> _Data excerpts_:
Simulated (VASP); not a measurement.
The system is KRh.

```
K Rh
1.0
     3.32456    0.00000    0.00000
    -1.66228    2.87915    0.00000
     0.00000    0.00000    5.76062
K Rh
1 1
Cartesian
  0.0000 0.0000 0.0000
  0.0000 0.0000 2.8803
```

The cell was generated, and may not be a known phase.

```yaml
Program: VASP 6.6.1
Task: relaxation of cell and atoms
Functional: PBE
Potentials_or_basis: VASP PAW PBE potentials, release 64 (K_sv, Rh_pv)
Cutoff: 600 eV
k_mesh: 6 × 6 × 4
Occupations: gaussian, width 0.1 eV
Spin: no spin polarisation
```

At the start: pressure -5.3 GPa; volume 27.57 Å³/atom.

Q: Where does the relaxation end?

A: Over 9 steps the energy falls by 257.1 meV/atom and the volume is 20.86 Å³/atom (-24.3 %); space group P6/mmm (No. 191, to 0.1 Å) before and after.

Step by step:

> _Exercise_:
Transcribe every record above word for word.

> _Task output_:
Simulated (VASP); not a measurement.
The system is KRh.

```
K Rh
1.0
     3.32456    0.00000    0.00000
    -1.66228    2.87915    0.00000
     0.00000    0.00000    5.76062
K Rh
1 1
Cartesian
  0.0000 0.0000 0.0000
  0.0000 0.0000 2.8803
```

The cell was generated, and may not be a known phase.

```yaml
Program: VASP 6.6.1
Task: relaxation of cell and atoms
Functional: PBE
Potentials_or_basis: VASP PAW PBE potentials, release 64 (K_sv, Rh_pv)
Cutoff: 600 eV
k_mesh: 6 × 6 × 4
Occupations: gaussian, width 0.1 eV
Spin: no spin polarisation
```

At the start: pressure -5.3 GPa; volume 27.57 Å³/atom.

Q: Where does the relaxation end?

A: Over 9 steps the energy falls by 257.1 meV/atom and the volume is 20.86 Å³/atom (-24.3 %); space group P6/mmm (No. 191, to 0.1 Å) before and after.

Step by step:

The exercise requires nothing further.